Study material:
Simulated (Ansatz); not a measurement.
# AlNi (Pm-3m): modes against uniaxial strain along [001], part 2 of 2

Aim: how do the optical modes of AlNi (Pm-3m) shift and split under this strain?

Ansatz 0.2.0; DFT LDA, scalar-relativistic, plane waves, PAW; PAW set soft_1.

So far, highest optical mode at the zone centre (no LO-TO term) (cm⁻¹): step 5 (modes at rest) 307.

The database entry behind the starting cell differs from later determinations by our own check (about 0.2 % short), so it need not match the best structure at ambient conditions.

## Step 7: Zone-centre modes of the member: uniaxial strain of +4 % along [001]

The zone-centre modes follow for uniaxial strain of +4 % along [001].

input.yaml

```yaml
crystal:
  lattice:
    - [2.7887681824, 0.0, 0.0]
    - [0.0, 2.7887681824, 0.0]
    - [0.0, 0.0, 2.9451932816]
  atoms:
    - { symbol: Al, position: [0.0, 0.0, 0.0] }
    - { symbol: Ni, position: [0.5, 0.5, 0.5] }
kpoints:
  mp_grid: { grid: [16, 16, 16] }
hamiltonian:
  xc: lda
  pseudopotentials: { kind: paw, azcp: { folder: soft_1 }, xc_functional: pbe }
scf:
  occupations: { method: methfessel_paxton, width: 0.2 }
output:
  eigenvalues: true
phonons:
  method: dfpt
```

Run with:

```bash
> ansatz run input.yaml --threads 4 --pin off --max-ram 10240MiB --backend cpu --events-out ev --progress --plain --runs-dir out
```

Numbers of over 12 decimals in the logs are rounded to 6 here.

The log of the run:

Action item:
Your task is to quote the lines above, beginning with the first and ending with the one that holds "Numbers of over".

Response:
Simulated (Ansatz); not a measurement.
# AlNi (Pm-3m): modes against uniaxial strain along [001], part 2 of 2

Aim: how do the optical modes of AlNi (Pm-3m) shift and split under this strain?

Ansatz 0.2.0; DFT LDA, scalar-relativistic, plane waves, PAW; PAW set soft_1.

So far, highest optical mode at the zone centre (no LO-TO term) (cm⁻¹): step 5 (modes at rest) 307.

The database entry behind the starting cell differs from later determinations by our own check (about 0.2 % short), so it need not match the best structure at ambient conditions.

## Step 7: Zone-centre modes of the member: uniaxial strain of +4 % along [001]

The zone-centre modes follow for uniaxial strain of +4 % along [001].

input.yaml

```yaml
crystal:
  lattice:
    - [2.7887681824, 0.0, 0.0]
    - [0.0, 2.7887681824, 0.0]
    - [0.0, 0.0, 2.9451932816]
  atoms:
    - { symbol: Al, position: [0.0, 0.0, 0.0] }
    - { symbol: Ni, position: [0.5, 0.5, 0.5] }
kpoints:
  mp_grid: { grid: [16, 16, 16] }
hamiltonian:
  xc: lda
  pseudopotentials: { kind: paw, azcp: { folder: soft_1 }, xc_functional: pbe }
scf:
  occupations: { method: methfessel_paxton, width: 0.2 }
output:
  eigenvalues: true
phonons:
  method: dfpt
```

Run with:

```bash
> ansatz run input.yaml --threads 4 --pin off --max-ram 10240MiB --backend cpu --events-out ev --progress --plain --runs-dir out
```

Numbers of over 12 decimals in the logs are rounded to 6 here.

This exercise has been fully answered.